* _WORK TASK_: Starting with the line that contains "in.yaml, as its" and stopping after the line that contains "Same command.", return each line below exactly as written, with no others.

* _GIVEN INFORMATION_:
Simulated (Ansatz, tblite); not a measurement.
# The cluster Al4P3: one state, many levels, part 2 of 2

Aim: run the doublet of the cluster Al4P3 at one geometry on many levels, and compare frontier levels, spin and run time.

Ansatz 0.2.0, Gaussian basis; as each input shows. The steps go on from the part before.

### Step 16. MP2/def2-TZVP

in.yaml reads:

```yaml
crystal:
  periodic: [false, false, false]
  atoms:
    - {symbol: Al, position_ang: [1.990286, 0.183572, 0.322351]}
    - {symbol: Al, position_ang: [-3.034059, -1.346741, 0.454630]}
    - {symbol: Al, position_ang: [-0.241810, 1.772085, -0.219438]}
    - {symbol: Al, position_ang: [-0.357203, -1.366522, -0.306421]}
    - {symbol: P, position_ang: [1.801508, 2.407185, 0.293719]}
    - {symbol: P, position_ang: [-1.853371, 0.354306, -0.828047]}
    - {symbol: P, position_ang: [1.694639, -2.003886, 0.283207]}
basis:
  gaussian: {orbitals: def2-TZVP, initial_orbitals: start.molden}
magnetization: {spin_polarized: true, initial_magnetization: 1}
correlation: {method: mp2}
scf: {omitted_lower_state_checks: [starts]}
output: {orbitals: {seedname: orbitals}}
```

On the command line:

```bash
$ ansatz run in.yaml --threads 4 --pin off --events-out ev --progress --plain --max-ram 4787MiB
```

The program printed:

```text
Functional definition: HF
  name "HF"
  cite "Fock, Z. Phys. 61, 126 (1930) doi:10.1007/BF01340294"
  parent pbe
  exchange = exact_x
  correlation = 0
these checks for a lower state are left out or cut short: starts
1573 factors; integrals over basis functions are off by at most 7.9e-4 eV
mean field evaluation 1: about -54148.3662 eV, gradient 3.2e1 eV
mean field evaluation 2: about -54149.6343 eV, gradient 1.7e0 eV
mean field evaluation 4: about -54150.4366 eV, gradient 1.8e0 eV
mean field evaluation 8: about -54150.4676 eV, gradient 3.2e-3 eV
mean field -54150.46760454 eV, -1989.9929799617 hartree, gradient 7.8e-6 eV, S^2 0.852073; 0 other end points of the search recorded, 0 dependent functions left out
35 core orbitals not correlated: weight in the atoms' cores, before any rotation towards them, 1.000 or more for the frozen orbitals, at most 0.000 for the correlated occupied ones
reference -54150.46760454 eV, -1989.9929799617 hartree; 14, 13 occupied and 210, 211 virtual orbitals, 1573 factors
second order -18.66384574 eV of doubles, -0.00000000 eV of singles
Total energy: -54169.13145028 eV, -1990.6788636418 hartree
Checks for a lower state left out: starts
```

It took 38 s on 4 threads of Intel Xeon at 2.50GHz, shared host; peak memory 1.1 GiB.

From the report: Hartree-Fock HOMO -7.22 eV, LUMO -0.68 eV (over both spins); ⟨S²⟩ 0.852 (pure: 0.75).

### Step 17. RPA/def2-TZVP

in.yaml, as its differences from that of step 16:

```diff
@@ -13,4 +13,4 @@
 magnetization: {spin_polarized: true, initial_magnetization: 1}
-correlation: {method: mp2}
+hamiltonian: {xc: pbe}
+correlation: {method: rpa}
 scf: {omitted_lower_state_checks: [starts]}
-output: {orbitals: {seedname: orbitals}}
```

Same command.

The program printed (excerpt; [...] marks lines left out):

* _PROBLEM SOLUTION_:
in.yaml, as its differences from that of step 16:

```diff
@@ -13,4 +13,4 @@
 magnetization: {spin_polarized: true, initial_magnetization: 1}
-correlation: {method: mp2}
+hamiltonian: {xc: pbe}
+correlation: {method: rpa}
 scf: {omitted_lower_state_checks: [starts]}
-output: {orbitals: {seedname: orbitals}}
```

Same command.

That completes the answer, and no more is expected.